Top of Supplied data

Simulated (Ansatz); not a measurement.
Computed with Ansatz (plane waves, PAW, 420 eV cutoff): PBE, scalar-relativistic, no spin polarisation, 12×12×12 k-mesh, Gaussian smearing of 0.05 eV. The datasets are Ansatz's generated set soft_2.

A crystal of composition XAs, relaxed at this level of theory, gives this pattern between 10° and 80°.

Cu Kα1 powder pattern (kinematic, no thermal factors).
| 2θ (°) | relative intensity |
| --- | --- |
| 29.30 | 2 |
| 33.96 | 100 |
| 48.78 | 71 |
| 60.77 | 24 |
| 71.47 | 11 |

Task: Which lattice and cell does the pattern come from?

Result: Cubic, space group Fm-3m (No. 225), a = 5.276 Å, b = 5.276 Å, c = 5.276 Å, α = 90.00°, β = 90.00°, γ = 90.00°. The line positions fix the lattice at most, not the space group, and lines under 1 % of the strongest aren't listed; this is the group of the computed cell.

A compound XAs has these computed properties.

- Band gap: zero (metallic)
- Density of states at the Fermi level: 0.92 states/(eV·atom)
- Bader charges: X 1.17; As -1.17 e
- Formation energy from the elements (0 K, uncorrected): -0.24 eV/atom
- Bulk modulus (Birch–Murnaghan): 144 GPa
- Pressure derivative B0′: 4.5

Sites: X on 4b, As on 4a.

Bottom of Supplied data

__Requirement__. Restate all the material exactly, word for word.

__Exercise result__.
Simulated (Ansatz); not a measurement.
Computed with Ansatz (plane waves, PAW, 420 eV cutoff): PBE, scalar-relativistic, no spin polarisation, 12×12×12 k-mesh, Gaussian smearing of 0.05 eV. The datasets are Ansatz's generated set soft_2.

A crystal of composition XAs, relaxed at this level of theory, gives this pattern between 10° and 80°.

Cu Kα1 powder pattern (kinematic, no thermal factors).
| 2θ (°) | relative intensity |
| --- | --- |
| 29.30 | 2 |
| 33.96 | 100 |
| 48.78 | 71 |
| 60.77 | 24 |
| 71.47 | 11 |

Task: Which lattice and cell does the pattern come from?

Result: Cubic, space group Fm-3m (No. 225), a = 5.276 Å, b = 5.276 Å, c = 5.276 Å, α = 90.00°, β = 90.00°, γ = 90.00°. The line positions fix the lattice at most, not the space group, and lines under 1 % of the strongest aren't listed; this is the group of the computed cell.

A compound XAs has these computed properties.

- Band gap: zero (metallic)
- Density of states at the Fermi level: 0.92 states/(eV·atom)
- Bader charges: X 1.17; As -1.17 e
- Formation energy from the elements (0 K, uncorrected): -0.24 eV/atom
- Bulk modulus (Birch–Murnaghan): 144 GPa
- Pressure derivative B0′: 4.5

Sites: X on 4b, As on 4a.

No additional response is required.